*** EXCERPTED RECORDS ***

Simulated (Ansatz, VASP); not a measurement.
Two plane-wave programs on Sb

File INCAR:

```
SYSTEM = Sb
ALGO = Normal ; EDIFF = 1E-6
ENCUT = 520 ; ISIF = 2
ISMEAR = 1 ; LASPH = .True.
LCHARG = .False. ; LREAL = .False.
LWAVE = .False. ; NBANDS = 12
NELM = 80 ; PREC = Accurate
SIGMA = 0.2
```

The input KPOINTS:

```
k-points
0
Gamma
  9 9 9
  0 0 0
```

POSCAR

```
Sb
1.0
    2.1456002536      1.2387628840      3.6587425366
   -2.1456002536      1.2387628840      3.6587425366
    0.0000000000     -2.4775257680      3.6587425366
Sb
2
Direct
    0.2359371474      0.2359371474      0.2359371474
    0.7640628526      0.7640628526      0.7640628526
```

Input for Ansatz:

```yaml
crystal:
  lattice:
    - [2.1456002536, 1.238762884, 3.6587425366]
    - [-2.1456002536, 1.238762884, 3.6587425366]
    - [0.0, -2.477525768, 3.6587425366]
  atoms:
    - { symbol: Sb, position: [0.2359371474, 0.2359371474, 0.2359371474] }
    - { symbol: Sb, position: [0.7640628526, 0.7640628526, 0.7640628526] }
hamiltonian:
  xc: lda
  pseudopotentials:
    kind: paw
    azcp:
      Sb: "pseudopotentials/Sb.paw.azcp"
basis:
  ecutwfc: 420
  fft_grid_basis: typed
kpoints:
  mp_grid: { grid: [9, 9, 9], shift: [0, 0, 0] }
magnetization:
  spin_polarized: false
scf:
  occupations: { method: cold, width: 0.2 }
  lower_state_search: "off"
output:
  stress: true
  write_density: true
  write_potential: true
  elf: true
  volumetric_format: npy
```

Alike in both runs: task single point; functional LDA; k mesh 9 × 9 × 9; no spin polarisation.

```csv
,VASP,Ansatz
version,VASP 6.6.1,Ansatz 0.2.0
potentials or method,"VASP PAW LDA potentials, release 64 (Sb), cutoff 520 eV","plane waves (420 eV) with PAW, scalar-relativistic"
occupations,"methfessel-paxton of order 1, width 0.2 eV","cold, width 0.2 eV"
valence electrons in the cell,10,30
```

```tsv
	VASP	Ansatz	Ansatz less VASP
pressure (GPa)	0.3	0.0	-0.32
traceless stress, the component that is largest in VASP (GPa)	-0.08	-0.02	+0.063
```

*** End of EXCERPTED RECORDS ***

REQUIRED ACTION
Print only these lines, please. They run from the start of the entries above to the line containing "Alike in both", both ends included, and must match exactly.

ANSWER SECTION
Simulated (Ansatz, VASP); not a measurement.
Two plane-wave programs on Sb

File INCAR:

```
SYSTEM = Sb
ALGO = Normal ; EDIFF = 1E-6
ENCUT = 520 ; ISIF = 2
ISMEAR = 1 ; LASPH = .True.
LCHARG = .False. ; LREAL = .False.
LWAVE = .False. ; NBANDS = 12
NELM = 80 ; PREC = Accurate
SIGMA = 0.2
```

The input KPOINTS:

```
k-points
0
Gamma
  9 9 9
  0 0 0
```

POSCAR

```
Sb
1.0
    2.1456002536      1.2387628840      3.6587425366
   -2.1456002536      1.2387628840      3.6587425366
    0.0000000000     -2.4775257680      3.6587425366
Sb
2
Direct
    0.2359371474      0.2359371474      0.2359371474
    0.7640628526      0.7640628526      0.7640628526
```

Input for Ansatz:

```yaml
crystal:
  lattice:
    - [2.1456002536, 1.238762884, 3.6587425366]
    - [-2.1456002536, 1.238762884, 3.6587425366]
    - [0.0, -2.477525768, 3.6587425366]
  atoms:
    - { symbol: Sb, position: [0.2359371474, 0.2359371474, 0.2359371474] }
    - { symbol: Sb, position: [0.7640628526, 0.7640628526, 0.7640628526] }
hamiltonian:
  xc: lda
  pseudopotentials:
    kind: paw
    azcp:
      Sb: "pseudopotentials/Sb.paw.azcp"
basis:
  ecutwfc: 420
  fft_grid_basis: typed
kpoints:
  mp_grid: { grid: [9, 9, 9], shift: [0, 0, 0] }
magnetization:
  spin_polarized: false
scf:
  occupations: { method: cold, width: 0.2 }
  lower_state_search: "off"
output:
  stress: true
  write_density: true
  write_potential: true
  elf: true
  volumetric_format: npy
```

Alike in both runs: task single point; functional LDA; k mesh 9 × 9 × 9; no spin polarisation.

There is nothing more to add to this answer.